-- Record set follows --
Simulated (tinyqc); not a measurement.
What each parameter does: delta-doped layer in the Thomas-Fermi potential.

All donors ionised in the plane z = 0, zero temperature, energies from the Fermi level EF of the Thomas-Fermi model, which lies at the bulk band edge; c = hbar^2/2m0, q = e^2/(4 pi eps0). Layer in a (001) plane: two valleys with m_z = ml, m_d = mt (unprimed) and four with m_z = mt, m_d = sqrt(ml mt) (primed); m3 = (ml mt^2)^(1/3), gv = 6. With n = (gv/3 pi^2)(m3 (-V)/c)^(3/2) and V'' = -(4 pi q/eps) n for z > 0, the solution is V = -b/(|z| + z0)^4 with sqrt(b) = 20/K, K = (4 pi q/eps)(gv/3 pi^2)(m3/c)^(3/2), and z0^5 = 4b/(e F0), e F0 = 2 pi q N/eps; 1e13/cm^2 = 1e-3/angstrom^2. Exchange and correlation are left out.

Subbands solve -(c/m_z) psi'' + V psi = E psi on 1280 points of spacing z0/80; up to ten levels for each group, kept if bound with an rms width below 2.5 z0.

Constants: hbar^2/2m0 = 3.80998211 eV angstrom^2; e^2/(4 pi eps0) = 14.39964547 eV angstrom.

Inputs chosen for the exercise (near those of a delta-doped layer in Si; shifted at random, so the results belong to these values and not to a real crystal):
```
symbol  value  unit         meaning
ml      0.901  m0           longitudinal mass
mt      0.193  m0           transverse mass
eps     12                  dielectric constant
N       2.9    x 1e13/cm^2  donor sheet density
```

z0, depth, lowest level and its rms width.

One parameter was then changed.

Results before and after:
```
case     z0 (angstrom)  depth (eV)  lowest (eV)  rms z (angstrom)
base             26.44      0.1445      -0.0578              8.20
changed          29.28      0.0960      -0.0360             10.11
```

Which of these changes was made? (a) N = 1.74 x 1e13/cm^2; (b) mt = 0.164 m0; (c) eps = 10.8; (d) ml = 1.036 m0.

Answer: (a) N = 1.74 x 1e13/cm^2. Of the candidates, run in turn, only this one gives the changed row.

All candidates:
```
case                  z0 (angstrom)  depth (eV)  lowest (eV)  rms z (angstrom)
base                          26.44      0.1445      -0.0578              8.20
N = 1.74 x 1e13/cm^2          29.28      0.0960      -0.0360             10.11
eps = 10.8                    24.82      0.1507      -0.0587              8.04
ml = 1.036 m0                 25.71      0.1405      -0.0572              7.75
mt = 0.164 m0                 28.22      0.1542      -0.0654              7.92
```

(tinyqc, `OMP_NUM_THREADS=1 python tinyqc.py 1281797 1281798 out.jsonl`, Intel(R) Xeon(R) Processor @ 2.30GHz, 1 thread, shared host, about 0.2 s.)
-- Record set concluded --

Work request: Your output should be an exact copy of the lines from the top of the listing above to the line with "What each parameter", both ends included.

Exercise response:
Simulated (tinyqc); not a measurement.
What each parameter does: delta-doped layer in the Thomas-Fermi potential.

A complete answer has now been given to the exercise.